** RECORDS SHOWN follows **

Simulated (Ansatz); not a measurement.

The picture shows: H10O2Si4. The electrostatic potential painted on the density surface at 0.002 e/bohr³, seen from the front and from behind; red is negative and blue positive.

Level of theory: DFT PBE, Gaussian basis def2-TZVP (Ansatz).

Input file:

** End of RECORDS SHOWN **

§ **BRIEF**
Faithfully copy every entry, leaving nothing out.

§ **ANSWER BOX**
Simulated (Ansatz); not a measurement.

The picture shows: H10O2Si4. The electrostatic potential painted on the density surface at 0.002 e/bohr³, seen from the front and from behind; red is negative and blue positive.

Level of theory: DFT PBE, Gaussian basis def2-TZVP (Ansatz).

Input file:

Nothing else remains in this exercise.